• [Activity]: Extract, unchanged, every line from the top of the material below through the line with "(1) a = 4.010", and no more.

• [Recorded data]:
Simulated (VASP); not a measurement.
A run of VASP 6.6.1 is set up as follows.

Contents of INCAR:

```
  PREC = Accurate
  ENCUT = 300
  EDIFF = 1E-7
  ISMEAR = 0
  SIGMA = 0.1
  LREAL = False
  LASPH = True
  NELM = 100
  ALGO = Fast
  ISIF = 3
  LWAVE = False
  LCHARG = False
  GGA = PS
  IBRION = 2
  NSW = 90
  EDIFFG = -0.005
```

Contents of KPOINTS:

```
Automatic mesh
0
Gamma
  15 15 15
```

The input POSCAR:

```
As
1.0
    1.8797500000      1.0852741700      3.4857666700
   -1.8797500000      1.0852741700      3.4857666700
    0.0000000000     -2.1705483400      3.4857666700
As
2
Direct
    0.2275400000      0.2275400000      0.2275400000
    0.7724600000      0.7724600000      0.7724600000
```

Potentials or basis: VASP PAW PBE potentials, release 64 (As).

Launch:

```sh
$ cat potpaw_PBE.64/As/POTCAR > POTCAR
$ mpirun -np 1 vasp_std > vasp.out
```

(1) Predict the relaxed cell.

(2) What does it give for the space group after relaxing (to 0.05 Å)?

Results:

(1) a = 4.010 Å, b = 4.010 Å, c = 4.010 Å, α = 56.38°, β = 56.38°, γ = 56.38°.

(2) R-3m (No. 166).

• [Exercise answer]:
Simulated (VASP); not a measurement.
A run of VASP 6.6.1 is set up as follows.

Contents of INCAR:

```
  PREC = Accurate
  ENCUT = 300
  EDIFF = 1E-7
  ISMEAR = 0
  SIGMA = 0.1
  LREAL = False
  LASPH = True
  NELM = 100
  ALGO = Fast
  ISIF = 3
  LWAVE = False
  LCHARG = False
  GGA = PS
  IBRION = 2
  NSW = 90
  EDIFFG = -0.005
```

Contents of KPOINTS:

```
Automatic mesh
0
Gamma
  15 15 15
```

The input POSCAR:

```
As
1.0
    1.8797500000      1.0852741700      3.4857666700
   -1.8797500000      1.0852741700      3.4857666700
    0.0000000000     -2.1705483400      3.4857666700
As
2
Direct
    0.2275400000      0.2275400000      0.2275400000
    0.7724600000      0.7724600000      0.7724600000
```

Potentials or basis: VASP PAW PBE potentials, release 64 (As).

Launch:

```sh
$ cat potpaw_PBE.64/As/POTCAR > POTCAR
$ mpirun -np 1 vasp_std > vasp.out
```

(1) Predict the relaxed cell.

(2) What does it give for the space group after relaxing (to 0.05 Å)?

Results:

(1) a = 4.010 Å, b = 4.010 Å, c = 4.010 Å, α = 56.38°, β = 56.38°, γ = 56.38°.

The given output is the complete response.